**EXTRACTED DATA:**
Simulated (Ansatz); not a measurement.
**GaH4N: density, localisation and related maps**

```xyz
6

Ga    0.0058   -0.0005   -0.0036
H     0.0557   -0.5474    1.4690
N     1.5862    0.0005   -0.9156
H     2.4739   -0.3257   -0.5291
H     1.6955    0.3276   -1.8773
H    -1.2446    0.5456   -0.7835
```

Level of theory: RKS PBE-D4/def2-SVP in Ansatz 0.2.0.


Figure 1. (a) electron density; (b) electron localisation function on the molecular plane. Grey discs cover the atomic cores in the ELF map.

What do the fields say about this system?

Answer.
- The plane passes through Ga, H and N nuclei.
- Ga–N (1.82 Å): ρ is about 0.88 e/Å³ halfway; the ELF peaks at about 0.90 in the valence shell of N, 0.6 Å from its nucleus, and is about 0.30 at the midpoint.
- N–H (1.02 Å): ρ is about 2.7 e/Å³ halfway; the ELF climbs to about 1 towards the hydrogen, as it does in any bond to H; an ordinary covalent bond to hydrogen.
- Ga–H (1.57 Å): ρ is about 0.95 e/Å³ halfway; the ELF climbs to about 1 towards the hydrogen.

**WORK INSTRUCTION:**
Nothing in the records above may be left out; repeat them exactly.

**WRITTEN ANSWER:**
Simulated (Ansatz); not a measurement.
**GaH4N: density, localisation and related maps**

```xyz
6

Ga    0.0058   -0.0005   -0.0036
H     0.0557   -0.5474    1.4690
N     1.5862    0.0005   -0.9156
H     2.4739   -0.3257   -0.5291
H     1.6955    0.3276   -1.8773
H    -1.2446    0.5456   -0.7835
```

Level of theory: RKS PBE-D4/def2-SVP in Ansatz 0.2.0.


Figure 1. (a) electron density; (b) electron localisation function on the molecular plane. Grey discs cover the atomic cores in the ELF map.

What do the fields say about this system?

Answer.
- The plane passes through Ga, H and N nuclei.
- Ga–N (1.82 Å): ρ is about 0.88 e/Å³ halfway; the ELF peaks at about 0.90 in the valence shell of N, 0.6 Å from its nucleus, and is about 0.30 at the midpoint.
- N–H (1.02 Å): ρ is about 2.7 e/Å³ halfway; the ELF climbs to about 1 towards the hydrogen, as it does in any bond to H; an ordinary covalent bond to hydrogen.
- Ga–H (1.57 Å): ρ is about 0.95 e/Å³ halfway; the ELF climbs to about 1 towards the hydrogen.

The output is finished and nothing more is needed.